REQUIREMENT
Print the records below from the first line through the line containing "Question: What got this run through?", both included, word for word.

##########

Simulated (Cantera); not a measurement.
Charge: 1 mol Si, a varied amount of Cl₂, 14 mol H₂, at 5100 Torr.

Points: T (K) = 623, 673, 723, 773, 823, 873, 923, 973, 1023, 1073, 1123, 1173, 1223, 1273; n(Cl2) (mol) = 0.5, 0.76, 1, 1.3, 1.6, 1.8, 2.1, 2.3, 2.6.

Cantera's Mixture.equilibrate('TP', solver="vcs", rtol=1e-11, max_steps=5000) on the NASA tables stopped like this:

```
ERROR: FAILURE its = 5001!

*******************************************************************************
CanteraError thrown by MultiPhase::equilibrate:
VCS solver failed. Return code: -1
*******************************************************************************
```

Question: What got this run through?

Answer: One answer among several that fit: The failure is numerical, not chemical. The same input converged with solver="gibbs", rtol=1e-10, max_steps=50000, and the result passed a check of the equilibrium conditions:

##########

EXERCISE RESPONSE
Simulated (Cantera); not a measurement.
Charge: 1 mol Si, a varied amount of Cl₂, 14 mol H₂, at 5100 Torr.

Points: T (K) = 623, 673, 723, 773, 823, 873, 923, 973, 1023, 1073, 1123, 1173, 1223, 1273; n(Cl2) (mol) = 0.5, 0.76, 1, 1.3, 1.6, 1.8, 2.1, 2.3, 2.6.

Cantera's Mixture.equilibrate('TP', solver="vcs", rtol=1e-11, max_steps=5000) on the NASA tables stopped like this:

```
ERROR: FAILURE its = 5001!

*******************************************************************************
CanteraError thrown by MultiPhase::equilibrate:
VCS solver failed. Return code: -1
*******************************************************************************
```

Question: What got this run through?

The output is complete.